Given the material below, output exactly the lines from the line with "- Task: relaxation of cell and atoms" to the line with "- Dipole correction: no", both ends included, and no other lines.

-------- Given records --------

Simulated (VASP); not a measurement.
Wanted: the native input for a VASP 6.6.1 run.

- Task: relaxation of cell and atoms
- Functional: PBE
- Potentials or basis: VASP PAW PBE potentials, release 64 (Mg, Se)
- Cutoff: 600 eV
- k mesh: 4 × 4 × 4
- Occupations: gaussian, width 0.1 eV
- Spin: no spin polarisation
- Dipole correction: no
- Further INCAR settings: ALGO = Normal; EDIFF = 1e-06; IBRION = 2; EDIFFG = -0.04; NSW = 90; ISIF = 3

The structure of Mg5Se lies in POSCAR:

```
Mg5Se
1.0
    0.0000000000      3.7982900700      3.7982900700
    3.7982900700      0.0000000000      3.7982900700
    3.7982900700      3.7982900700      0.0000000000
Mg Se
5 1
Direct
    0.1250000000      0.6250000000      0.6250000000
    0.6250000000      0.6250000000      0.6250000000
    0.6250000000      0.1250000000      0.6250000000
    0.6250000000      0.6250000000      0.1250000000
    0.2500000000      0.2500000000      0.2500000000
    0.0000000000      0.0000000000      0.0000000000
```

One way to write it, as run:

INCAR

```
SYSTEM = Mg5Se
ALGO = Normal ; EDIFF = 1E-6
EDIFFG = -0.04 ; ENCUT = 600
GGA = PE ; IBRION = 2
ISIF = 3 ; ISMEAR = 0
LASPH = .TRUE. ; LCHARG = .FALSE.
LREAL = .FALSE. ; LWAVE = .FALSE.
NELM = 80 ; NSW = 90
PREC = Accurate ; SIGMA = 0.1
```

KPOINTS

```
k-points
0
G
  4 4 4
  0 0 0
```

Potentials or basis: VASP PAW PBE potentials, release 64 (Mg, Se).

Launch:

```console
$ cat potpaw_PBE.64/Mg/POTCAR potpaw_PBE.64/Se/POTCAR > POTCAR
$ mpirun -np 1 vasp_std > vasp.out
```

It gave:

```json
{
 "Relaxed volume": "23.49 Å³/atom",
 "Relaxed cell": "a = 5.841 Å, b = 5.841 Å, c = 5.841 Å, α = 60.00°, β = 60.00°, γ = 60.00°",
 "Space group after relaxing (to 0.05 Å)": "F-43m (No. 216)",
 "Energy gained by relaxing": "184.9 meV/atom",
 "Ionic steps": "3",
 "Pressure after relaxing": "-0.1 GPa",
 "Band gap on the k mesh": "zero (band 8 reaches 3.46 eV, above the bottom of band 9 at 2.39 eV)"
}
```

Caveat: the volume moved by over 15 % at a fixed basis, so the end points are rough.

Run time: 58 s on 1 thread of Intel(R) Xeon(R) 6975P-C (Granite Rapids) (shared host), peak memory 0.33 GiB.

--------

*Your response*.
- Task: relaxation of cell and atoms
- Functional: PBE
- Potentials or basis: VASP PAW PBE potentials, release 64 (Mg, Se)
- Cutoff: 600 eV
- k mesh: 4 × 4 × 4
- Occupations: gaussian, width 0.1 eV
- Spin: no spin polarisation
- Dipole correction: no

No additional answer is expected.